[[ Data to examine, beginning ]]
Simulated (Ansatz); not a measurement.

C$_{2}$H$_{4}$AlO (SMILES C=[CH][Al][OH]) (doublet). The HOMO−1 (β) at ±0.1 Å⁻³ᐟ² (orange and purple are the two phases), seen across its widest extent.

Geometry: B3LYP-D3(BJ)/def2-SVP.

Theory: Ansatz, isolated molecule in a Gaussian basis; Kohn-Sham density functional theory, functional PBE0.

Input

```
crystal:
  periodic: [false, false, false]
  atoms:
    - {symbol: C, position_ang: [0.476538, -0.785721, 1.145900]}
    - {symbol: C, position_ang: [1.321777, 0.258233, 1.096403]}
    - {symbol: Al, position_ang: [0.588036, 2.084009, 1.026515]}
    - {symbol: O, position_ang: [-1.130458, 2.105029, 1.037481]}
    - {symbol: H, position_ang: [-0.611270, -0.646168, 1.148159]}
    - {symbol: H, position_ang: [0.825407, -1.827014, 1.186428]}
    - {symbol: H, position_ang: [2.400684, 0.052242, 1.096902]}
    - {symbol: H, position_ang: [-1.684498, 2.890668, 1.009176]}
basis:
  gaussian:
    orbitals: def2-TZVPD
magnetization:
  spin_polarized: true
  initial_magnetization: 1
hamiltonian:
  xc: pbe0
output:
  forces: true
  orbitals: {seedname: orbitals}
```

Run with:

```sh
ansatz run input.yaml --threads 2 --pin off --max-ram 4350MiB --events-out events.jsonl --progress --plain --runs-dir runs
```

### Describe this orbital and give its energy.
[[ Data to examine, end ]]

# [Required action]
All records shown above are to be output exactly.

# [Written answer]
Simulated (Ansatz); not a measurement.

C$_{2}$H$_{4}$AlO (SMILES C=[CH][Al][OH]) (doublet). The HOMO−1 (β) at ±0.1 Å⁻³ᐟ² (orange and purple are the two phases), seen across its widest extent.

Geometry: B3LYP-D3(BJ)/def2-SVP.

Theory: Ansatz, isolated molecule in a Gaussian basis; Kohn-Sham density functional theory, functional PBE0.

Input

```
crystal:
  periodic: [false, false, false]
  atoms:
    - {symbol: C, position_ang: [0.476538, -0.785721, 1.145900]}
    - {symbol: C, position_ang: [1.321777, 0.258233, 1.096403]}
    - {symbol: Al, position_ang: [0.588036, 2.084009, 1.026515]}
    - {symbol: O, position_ang: [-1.130458, 2.105029, 1.037481]}
    - {symbol: H, position_ang: [-0.611270, -0.646168, 1.148159]}
    - {symbol: H, position_ang: [0.825407, -1.827014, 1.186428]}
    - {symbol: H, position_ang: [2.400684, 0.052242, 1.096902]}
    - {symbol: H, position_ang: [-1.684498, 2.890668, 1.009176]}
basis:
  gaussian:
    orbitals: def2-TZVPD
magnetization:
  spin_polarized: true
  initial_magnetization: 1
hamiltonian:
  xc: pbe0
output:
  forces: true
  orbitals: {seedname: orbitals}
```

Run with:

```sh
ansatz run input.yaml --threads 2 --pin off --max-ram 4350MiB --events-out events.jsonl --progress --plain --runs-dir runs
```

### Describe this orbital and give its energy.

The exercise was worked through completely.